> _Exercise_:
Write out exactly what each line says, starting with the first line below and ending on the one with "### Step 1. The structure to begin with".

> _Data listing_:
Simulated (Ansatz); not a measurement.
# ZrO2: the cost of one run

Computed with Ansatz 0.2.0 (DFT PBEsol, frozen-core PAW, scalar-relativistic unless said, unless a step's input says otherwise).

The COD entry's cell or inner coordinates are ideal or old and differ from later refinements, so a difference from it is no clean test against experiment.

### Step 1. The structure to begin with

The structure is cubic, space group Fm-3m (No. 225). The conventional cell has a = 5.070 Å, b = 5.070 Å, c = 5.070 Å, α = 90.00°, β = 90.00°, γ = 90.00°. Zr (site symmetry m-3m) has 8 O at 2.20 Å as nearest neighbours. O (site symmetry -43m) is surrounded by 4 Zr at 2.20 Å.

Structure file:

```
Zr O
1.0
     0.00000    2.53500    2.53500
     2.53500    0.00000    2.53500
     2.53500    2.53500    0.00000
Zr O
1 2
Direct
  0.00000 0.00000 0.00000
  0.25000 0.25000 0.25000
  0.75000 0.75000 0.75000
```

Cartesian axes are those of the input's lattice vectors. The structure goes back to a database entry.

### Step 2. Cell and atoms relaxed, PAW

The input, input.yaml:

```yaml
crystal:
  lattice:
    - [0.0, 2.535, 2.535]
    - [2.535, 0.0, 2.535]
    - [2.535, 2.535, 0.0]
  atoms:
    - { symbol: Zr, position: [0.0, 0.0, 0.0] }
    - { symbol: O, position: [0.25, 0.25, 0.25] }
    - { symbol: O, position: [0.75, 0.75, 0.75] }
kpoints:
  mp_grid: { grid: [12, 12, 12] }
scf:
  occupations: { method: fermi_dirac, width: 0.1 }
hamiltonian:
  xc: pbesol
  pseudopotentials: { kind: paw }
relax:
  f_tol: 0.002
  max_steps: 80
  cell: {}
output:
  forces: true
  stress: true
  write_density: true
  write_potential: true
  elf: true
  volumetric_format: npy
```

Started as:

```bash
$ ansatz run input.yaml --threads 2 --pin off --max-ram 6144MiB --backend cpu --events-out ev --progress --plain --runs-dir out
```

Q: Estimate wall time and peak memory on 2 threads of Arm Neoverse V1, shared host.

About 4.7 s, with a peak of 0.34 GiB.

> _Task output_:
Simulated (Ansatz); not a measurement.
# ZrO2: the cost of one run

Computed with Ansatz 0.2.0 (DFT PBEsol, frozen-core PAW, scalar-relativistic unless said, unless a step's input says otherwise).

The COD entry's cell or inner coordinates are ideal or old and differ from later refinements, so a difference from it is no clean test against experiment.

### Step 1. The structure to begin with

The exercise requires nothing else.